TASK ITEM |
Your task is to transcribe, without alteration, the lines from the top of the material below through the line bearing "Result: Pressure (GPa): 0.0.", inclusive.

PROVIDED RECORDS |
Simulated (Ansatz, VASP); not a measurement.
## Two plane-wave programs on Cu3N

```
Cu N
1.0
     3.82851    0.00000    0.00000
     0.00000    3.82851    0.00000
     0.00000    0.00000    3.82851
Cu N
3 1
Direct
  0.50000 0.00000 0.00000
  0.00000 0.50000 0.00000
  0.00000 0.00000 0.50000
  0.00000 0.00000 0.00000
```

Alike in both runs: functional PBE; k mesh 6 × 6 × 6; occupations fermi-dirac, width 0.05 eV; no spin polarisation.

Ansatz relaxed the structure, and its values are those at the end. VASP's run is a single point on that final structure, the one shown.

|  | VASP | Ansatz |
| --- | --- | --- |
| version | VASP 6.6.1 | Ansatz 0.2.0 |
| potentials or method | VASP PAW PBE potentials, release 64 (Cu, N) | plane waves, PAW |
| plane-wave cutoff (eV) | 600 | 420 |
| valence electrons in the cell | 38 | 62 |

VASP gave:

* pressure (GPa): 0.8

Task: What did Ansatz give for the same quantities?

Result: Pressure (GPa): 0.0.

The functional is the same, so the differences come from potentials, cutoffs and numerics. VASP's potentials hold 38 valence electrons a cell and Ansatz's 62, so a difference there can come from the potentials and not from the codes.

ANSWER AREA |
Simulated (Ansatz, VASP); not a measurement.
## Two plane-wave programs on Cu3N

```
Cu N
1.0
     3.82851    0.00000    0.00000
     0.00000    3.82851    0.00000
     0.00000    0.00000    3.82851
Cu N
3 1
Direct
  0.50000 0.00000 0.00000
  0.00000 0.50000 0.00000
  0.00000 0.00000 0.50000
  0.00000 0.00000 0.00000
```

Alike in both runs: functional PBE; k mesh 6 × 6 × 6; occupations fermi-dirac, width 0.05 eV; no spin polarisation.

Ansatz relaxed the structure, and its values are those at the end. VASP's run is a single point on that final structure, the one shown.

|  | VASP | Ansatz |
| --- | --- | --- |
| version | VASP 6.6.1 | Ansatz 0.2.0 |
| potentials or method | VASP PAW PBE potentials, release 64 (Cu, N) | plane waves, PAW |
| plane-wave cutoff (eV) | 600 | 420 |
| valence electrons in the cell | 38 | 62 |

VASP gave:

* pressure (GPa): 0.8

Task: What did Ansatz give for the same quantities?

Result: Pressure (GPa): 0.0.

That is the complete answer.